> **Data extract**
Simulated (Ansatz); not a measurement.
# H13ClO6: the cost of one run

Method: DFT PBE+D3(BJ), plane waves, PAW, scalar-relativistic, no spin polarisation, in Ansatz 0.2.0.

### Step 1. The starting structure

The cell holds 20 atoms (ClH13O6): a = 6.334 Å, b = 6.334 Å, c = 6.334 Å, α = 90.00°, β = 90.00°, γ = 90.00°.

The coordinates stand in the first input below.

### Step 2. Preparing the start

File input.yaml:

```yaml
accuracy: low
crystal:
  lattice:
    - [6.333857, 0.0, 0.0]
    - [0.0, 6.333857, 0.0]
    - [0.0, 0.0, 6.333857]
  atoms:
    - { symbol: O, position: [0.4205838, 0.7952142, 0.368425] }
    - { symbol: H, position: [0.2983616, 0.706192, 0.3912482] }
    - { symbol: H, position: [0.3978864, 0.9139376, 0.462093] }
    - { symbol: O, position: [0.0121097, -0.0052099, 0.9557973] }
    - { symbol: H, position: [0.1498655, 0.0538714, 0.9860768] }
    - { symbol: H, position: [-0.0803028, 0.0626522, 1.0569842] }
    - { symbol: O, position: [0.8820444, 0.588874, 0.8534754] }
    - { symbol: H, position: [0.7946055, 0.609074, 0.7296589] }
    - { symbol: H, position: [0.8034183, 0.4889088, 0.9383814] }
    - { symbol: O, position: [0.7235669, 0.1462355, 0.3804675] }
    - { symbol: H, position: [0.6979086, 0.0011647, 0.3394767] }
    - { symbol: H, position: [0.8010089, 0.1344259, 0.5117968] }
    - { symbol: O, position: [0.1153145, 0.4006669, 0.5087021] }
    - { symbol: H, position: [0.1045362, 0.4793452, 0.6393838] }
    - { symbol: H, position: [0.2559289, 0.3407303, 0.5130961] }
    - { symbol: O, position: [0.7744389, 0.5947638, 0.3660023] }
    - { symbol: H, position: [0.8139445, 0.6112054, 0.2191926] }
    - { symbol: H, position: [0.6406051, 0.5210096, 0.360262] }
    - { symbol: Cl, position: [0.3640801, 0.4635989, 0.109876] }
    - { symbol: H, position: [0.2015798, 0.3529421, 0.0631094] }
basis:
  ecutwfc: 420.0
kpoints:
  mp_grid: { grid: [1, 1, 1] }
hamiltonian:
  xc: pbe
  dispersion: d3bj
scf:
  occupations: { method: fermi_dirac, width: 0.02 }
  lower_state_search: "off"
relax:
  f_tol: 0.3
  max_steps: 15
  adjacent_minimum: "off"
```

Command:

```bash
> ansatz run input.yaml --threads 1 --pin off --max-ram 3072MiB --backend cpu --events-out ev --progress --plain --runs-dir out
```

> **Requirement**
Begin at the top of the records above and quote each line exactly, ending with the line that contains "The cell holds".

> **Answer box**
Simulated (Ansatz); not a measurement.
# H13ClO6: the cost of one run

Method: DFT PBE+D3(BJ), plane waves, PAW, scalar-relativistic, no spin polarisation, in Ansatz 0.2.0.

### Step 1. The starting structure

The cell holds 20 atoms (ClH13O6): a = 6.334 Å, b = 6.334 Å, c = 6.334 Å, α = 90.00°, β = 90.00°, γ = 90.00°.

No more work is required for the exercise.